● LISTED RECORDS:
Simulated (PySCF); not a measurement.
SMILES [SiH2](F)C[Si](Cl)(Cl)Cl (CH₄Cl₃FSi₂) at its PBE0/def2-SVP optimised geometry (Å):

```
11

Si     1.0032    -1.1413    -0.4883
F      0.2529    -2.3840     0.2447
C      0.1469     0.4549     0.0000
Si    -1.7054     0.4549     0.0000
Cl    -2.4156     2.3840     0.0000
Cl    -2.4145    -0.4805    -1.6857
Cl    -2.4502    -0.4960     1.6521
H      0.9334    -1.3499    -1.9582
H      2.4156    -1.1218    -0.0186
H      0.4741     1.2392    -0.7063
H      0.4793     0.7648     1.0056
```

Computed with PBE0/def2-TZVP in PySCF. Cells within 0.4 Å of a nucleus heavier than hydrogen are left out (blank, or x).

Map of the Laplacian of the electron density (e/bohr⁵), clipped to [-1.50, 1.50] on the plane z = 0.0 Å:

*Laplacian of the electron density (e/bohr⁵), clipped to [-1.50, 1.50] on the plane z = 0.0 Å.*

● TASK ITEM: Set every line down again exactly. Begin with the first line of the entries and finish with the line containing "Map of the Laplacian".

● ANSWER AREA:
Simulated (PySCF); not a measurement.
SMILES [SiH2](F)C[Si](Cl)(Cl)Cl (CH₄Cl₃FSi₂) at its PBE0/def2-SVP optimised geometry (Å):

```
11

Si     1.0032    -1.1413    -0.4883
F      0.2529    -2.3840     0.2447
C      0.1469     0.4549     0.0000
Si    -1.7054     0.4549     0.0000
Cl    -2.4156     2.3840     0.0000
Cl    -2.4145    -0.4805    -1.6857
Cl    -2.4502    -0.4960     1.6521
H      0.9334    -1.3499    -1.9582
H      2.4156    -1.1218    -0.0186
H      0.4741     1.2392    -0.7063
H      0.4793     0.7648     1.0056
```

Computed with PBE0/def2-TZVP in PySCF. Cells within 0.4 Å of a nucleus heavier than hydrogen are left out (blank, or x).

Map of the Laplacian of the electron density (e/bohr⁵), clipped to [-1.50, 1.50] on the plane z = 0.0 Å:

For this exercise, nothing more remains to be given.